→ **REQUIREMENT**: The entries below are to be repeated exactly as they stand.

→ **PROVIDED RECORDS**:
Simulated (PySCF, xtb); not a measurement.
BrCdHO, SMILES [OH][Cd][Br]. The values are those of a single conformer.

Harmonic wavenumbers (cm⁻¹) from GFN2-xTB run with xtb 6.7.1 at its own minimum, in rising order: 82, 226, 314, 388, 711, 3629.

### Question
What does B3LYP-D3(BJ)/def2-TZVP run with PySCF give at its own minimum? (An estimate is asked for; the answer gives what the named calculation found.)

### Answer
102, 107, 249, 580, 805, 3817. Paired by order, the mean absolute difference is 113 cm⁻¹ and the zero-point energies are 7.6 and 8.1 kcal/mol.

→ **RESPONSE AREA**:
Simulated (PySCF, xtb); not a measurement.
BrCdHO, SMILES [OH][Cd][Br]. The values are those of a single conformer.

Harmonic wavenumbers (cm⁻¹) from GFN2-xTB run with xtb 6.7.1 at its own minimum, in rising order: 82, 226, 314, 388, 711, 3629.

### Question
What does B3LYP-D3(BJ)/def2-TZVP run with PySCF give at its own minimum? (An estimate is asked for; the answer gives what the named calculation found.)

### Answer
102, 107, 249, 580, 805, 3817. Paired by order, the mean absolute difference is 113 cm⁻¹ and the zero-point energies are 7.6 and 8.1 kcal/mol.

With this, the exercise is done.